● Information shown
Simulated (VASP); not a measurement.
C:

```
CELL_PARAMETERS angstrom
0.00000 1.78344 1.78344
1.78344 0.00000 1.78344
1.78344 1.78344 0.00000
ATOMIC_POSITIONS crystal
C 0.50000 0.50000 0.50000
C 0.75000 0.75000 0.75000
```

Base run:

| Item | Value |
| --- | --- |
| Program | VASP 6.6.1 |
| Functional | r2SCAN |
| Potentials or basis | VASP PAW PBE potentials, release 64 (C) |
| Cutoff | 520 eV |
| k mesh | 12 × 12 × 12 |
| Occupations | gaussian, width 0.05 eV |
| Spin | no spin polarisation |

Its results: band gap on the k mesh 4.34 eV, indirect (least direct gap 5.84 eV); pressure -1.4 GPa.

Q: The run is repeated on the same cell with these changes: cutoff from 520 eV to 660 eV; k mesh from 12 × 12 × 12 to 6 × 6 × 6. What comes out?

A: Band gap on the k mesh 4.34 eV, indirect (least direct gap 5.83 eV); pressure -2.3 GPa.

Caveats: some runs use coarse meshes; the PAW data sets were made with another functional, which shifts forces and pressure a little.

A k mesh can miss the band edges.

● Required action
Only the lines from the first line of the material above through the line that contains "A: Band gap" should be quoted, each one exactly.

● Answer area
Simulated (VASP); not a measurement.
C:

```
CELL_PARAMETERS angstrom
0.00000 1.78344 1.78344
1.78344 0.00000 1.78344
1.78344 1.78344 0.00000
ATOMIC_POSITIONS crystal
C 0.50000 0.50000 0.50000
C 0.75000 0.75000 0.75000
```

Base run:

| Item | Value |
| --- | --- |
| Program | VASP 6.6.1 |
| Functional | r2SCAN |
| Potentials or basis | VASP PAW PBE potentials, release 64 (C) |
| Cutoff | 520 eV |
| k mesh | 12 × 12 × 12 |
| Occupations | gaussian, width 0.05 eV |
| Spin | no spin polarisation |

Its results: band gap on the k mesh 4.34 eV, indirect (least direct gap 5.84 eV); pressure -1.4 GPa.

Q: The run is repeated on the same cell with these changes: cutoff from 520 eV to 660 eV; k mesh from 12 × 12 × 12 to 6 × 6 × 6. What comes out?

A: Band gap on the k mesh 4.34 eV, indirect (least direct gap 5.83 eV); pressure -2.3 GPa.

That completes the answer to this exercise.